- Data for analysis:
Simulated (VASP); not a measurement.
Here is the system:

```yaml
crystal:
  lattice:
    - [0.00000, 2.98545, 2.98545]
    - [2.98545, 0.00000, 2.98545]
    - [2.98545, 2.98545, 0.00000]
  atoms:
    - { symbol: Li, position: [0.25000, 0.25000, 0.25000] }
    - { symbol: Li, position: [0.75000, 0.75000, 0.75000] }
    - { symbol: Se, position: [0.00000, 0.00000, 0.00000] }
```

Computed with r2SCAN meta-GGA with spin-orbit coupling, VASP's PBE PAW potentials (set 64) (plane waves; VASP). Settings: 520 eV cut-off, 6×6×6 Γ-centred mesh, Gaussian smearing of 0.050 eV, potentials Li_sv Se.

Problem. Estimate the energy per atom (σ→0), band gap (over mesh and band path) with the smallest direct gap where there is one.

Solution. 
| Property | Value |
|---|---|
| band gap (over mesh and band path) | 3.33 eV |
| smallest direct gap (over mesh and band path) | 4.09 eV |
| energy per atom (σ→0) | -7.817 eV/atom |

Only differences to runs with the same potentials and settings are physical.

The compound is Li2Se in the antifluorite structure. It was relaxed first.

- Action item:
Exact retyping of all the entries is required.

- Solution:
Simulated (VASP); not a measurement.
Here is the system:

```yaml
crystal:
  lattice:
    - [0.00000, 2.98545, 2.98545]
    - [2.98545, 0.00000, 2.98545]
    - [2.98545, 2.98545, 0.00000]
  atoms:
    - { symbol: Li, position: [0.25000, 0.25000, 0.25000] }
    - { symbol: Li, position: [0.75000, 0.75000, 0.75000] }
    - { symbol: Se, position: [0.00000, 0.00000, 0.00000] }
```

Computed with r2SCAN meta-GGA with spin-orbit coupling, VASP's PBE PAW potentials (set 64) (plane waves; VASP). Settings: 520 eV cut-off, 6×6×6 Γ-centred mesh, Gaussian smearing of 0.050 eV, potentials Li_sv Se.

Problem. Estimate the energy per atom (σ→0), band gap (over mesh and band path) with the smallest direct gap where there is one.

Solution. 
| Property | Value |
|---|---|
| band gap (over mesh and band path) | 3.33 eV |
| smallest direct gap (over mesh and band path) | 4.09 eV |
| energy per atom (σ→0) | -7.817 eV/atom |

Only differences to runs with the same potentials and settings are physical.

The compound is Li2Se in the antifluorite structure. It was relaxed first.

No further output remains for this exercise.